- [Required action] Only an exact repetition of the entries counts as an answer.

- [Material supplied]
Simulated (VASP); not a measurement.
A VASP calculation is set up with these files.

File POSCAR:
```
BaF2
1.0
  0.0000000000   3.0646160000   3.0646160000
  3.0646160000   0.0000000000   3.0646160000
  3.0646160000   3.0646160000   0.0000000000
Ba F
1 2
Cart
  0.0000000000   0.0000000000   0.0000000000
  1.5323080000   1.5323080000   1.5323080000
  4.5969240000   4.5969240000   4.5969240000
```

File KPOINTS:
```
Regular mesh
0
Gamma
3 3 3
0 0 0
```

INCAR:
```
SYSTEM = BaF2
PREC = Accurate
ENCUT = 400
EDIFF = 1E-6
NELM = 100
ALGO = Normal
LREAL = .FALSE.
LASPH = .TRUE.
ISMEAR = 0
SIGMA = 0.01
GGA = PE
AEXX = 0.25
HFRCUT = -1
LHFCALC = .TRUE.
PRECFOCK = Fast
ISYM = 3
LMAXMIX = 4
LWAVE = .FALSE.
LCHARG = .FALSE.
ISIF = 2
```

- [Solution]
Simulated (VASP); not a measurement.
A VASP calculation is set up with these files.

File POSCAR:
```
BaF2
1.0
  0.0000000000   3.0646160000   3.0646160000
  3.0646160000   0.0000000000   3.0646160000
  3.0646160000   3.0646160000   0.0000000000
Ba F
1 2
Cart
  0.0000000000   0.0000000000   0.0000000000
  1.5323080000   1.5323080000   1.5323080000
  4.5969240000   4.5969240000   4.5969240000
```

File KPOINTS:
```
Regular mesh
0
Gamma
3 3 3
0 0 0
```

INCAR:
```
SYSTEM = BaF2
PREC = Accurate
ENCUT = 400
EDIFF = 1E-6
NELM = 100
ALGO = Normal
LREAL = .FALSE.
LASPH = .TRUE.
ISMEAR = 0
SIGMA = 0.01
GGA = PE
AEXX = 0.25
HFRCUT = -1
LHFCALC = .TRUE.
PRECFOCK = Fast
ISYM = 3
LMAXMIX = 4
LWAVE = .FALSE.
LCHARG = .FALSE.
ISIF = 2
```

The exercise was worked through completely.